_Source material_
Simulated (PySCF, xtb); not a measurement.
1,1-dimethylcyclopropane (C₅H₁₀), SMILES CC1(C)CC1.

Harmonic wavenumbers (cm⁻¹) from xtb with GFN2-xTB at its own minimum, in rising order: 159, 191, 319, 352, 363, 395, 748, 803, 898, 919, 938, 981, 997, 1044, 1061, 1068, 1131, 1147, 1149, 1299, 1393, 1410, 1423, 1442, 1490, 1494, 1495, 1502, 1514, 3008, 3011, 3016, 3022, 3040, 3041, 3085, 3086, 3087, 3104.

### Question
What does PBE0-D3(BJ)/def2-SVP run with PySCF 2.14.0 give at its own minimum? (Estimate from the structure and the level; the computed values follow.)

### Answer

_Activity_
Give the listing again in full, with every line intact.

_Reply_
Simulated (PySCF, xtb); not a measurement.
1,1-dimethylcyclopropane (C₅H₁₀), SMILES CC1(C)CC1.

Harmonic wavenumbers (cm⁻¹) from xtb with GFN2-xTB at its own minimum, in rising order: 159, 191, 319, 352, 363, 395, 748, 803, 898, 919, 938, 981, 997, 1044, 1061, 1068, 1131, 1147, 1149, 1299, 1393, 1410, 1423, 1442, 1490, 1494, 1495, 1502, 1514, 3008, 3011, 3016, 3022, 3040, 3041, 3085, 3086, 3087, 3104.

### Question
What does PBE0-D3(BJ)/def2-SVP run with PySCF 2.14.0 give at its own minimum? (Estimate from the structure and the level; the computed values follow.)

### Answer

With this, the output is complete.